[WORK TASK]: From the very first line down to the line containing "T1 diagnostic 0.012.", write out the material exactly as it appears, and no more.

◇ ◇ ◇ ◇ ◇

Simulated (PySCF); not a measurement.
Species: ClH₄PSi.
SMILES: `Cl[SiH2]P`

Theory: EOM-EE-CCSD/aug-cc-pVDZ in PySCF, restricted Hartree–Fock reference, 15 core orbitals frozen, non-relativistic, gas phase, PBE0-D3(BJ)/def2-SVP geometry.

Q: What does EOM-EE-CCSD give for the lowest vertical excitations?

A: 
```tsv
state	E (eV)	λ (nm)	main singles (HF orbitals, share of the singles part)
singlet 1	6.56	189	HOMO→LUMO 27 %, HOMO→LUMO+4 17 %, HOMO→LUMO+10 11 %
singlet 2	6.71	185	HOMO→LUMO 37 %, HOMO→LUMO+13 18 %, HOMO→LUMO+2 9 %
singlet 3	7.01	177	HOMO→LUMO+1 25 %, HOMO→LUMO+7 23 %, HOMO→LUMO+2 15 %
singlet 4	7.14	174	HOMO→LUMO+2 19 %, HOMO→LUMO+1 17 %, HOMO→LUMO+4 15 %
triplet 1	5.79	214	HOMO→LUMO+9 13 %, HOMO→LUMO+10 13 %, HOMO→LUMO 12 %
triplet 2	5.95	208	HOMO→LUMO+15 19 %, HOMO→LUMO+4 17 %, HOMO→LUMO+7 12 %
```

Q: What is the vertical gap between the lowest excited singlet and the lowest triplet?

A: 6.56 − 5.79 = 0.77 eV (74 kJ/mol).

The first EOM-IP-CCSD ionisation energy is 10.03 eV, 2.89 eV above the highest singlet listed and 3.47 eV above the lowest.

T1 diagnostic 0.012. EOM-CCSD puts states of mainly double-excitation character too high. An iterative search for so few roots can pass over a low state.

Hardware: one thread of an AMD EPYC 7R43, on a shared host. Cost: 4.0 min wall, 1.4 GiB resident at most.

◇ ◇ ◇ ◇ ◇

[WRITTEN REPLY]:
Simulated (PySCF); not a measurement.
Species: ClH₄PSi.
SMILES: `Cl[SiH2]P`

Theory: EOM-EE-CCSD/aug-cc-pVDZ in PySCF, restricted Hartree–Fock reference, 15 core orbitals frozen, non-relativistic, gas phase, PBE0-D3(BJ)/def2-SVP geometry.

Q: What does EOM-EE-CCSD give for the lowest vertical excitations?

A: 
```tsv
state	E (eV)	λ (nm)	main singles (HF orbitals, share of the singles part)
singlet 1	6.56	189	HOMO→LUMO 27 %, HOMO→LUMO+4 17 %, HOMO→LUMO+10 11 %
singlet 2	6.71	185	HOMO→LUMO 37 %, HOMO→LUMO+13 18 %, HOMO→LUMO+2 9 %
singlet 3	7.01	177	HOMO→LUMO+1 25 %, HOMO→LUMO+7 23 %, HOMO→LUMO+2 15 %
singlet 4	7.14	174	HOMO→LUMO+2 19 %, HOMO→LUMO+1 17 %, HOMO→LUMO+4 15 %
triplet 1	5.79	214	HOMO→LUMO+9 13 %, HOMO→LUMO+10 13 %, HOMO→LUMO 12 %
triplet 2	5.95	208	HOMO→LUMO+15 19 %, HOMO→LUMO+4 17 %, HOMO→LUMO+7 12 %
```

Q: What is the vertical gap between the lowest excited singlet and the lowest triplet?

A: 6.56 − 5.79 = 0.77 eV (74 kJ/mol).

The first EOM-IP-CCSD ionisation energy is 10.03 eV, 2.89 eV above the highest singlet listed and 3.47 eV above the lowest.

T1 diagnostic 0.012. EOM-CCSD puts states of mainly double-excitation character too high. An iterative search for so few roots can pass over a low state.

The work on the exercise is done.